**Recorded data:**
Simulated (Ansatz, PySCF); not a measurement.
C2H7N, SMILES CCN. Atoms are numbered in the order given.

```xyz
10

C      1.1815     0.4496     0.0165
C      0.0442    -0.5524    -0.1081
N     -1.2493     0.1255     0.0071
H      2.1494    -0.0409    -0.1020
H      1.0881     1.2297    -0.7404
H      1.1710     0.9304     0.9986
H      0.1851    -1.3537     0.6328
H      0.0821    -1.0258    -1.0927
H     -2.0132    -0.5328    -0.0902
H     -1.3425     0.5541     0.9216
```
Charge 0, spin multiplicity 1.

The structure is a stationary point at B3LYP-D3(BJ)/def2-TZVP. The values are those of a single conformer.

**Assignment:** Only the lines from the beginning of the entries through the line bearing "Charge 0, spin multiplicity 1." should be returned, each exactly as written.

**Task response:**
Simulated (Ansatz, PySCF); not a measurement.
C2H7N, SMILES CCN. Atoms are numbered in the order given.

```xyz
10

C      1.1815     0.4496     0.0165
C      0.0442    -0.5524    -0.1081
N     -1.2493     0.1255     0.0071
H      2.1494    -0.0409    -0.1020
H      1.0881     1.2297    -0.7404
H      1.1710     0.9304     0.9986
H      0.1851    -1.3537     0.6328
H      0.0821    -1.0258    -1.0927
H     -2.0132    -0.5328    -0.0902
H     -1.3425     0.5541     0.9216
```
Charge 0, spin multiplicity 1.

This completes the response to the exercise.